> [Data extracts]:
------------------------------------------------------------

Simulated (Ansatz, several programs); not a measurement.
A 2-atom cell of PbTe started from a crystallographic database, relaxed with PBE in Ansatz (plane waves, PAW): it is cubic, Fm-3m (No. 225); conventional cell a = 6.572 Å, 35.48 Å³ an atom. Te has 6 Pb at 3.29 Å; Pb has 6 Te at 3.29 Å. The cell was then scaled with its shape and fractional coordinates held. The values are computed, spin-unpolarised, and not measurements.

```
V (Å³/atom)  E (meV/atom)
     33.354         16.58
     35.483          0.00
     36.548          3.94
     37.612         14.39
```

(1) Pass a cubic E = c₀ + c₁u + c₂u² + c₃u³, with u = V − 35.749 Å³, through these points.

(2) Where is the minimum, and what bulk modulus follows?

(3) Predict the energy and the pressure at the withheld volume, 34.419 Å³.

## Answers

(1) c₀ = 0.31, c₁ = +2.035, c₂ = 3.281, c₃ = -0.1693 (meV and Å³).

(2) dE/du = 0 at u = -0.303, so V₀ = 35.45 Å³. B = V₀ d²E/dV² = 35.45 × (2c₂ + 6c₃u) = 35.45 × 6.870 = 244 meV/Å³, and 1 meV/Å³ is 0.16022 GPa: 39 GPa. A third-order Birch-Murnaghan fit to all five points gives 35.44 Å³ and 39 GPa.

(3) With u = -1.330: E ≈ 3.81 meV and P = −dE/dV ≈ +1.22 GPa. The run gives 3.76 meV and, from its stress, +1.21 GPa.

------------------------------------------------------------

> [Activity]: Once you find the line with "(1) Pass a cubic" above, print it and every line after it up to and including the line with "(2) dE/du = 0", exactly as written and nothing else.

> [Solution]:
(1) Pass a cubic E = c₀ + c₁u + c₂u² + c₃u³, with u = V − 35.749 Å³, through these points.

(2) Where is the minimum, and what bulk modulus follows?

(3) Predict the energy and the pressure at the withheld volume, 34.419 Å³.

## Answers

(1) c₀ = 0.31, c₁ = +2.035, c₂ = 3.281, c₃ = -0.1693 (meV and Å³).

(2) dE/du = 0 at u = -0.303, so V₀ = 35.45 Å³. B = V₀ d²E/dV² = 35.45 × (2c₂ + 6c₃u) = 35.45 × 6.870 = 244 meV/Å³, and 1 meV/Å³ is 0.16022 GPa: 39 GPa. A third-order Birch-Murnaghan fit to all five points gives 35.44 Å³ and 39 GPa.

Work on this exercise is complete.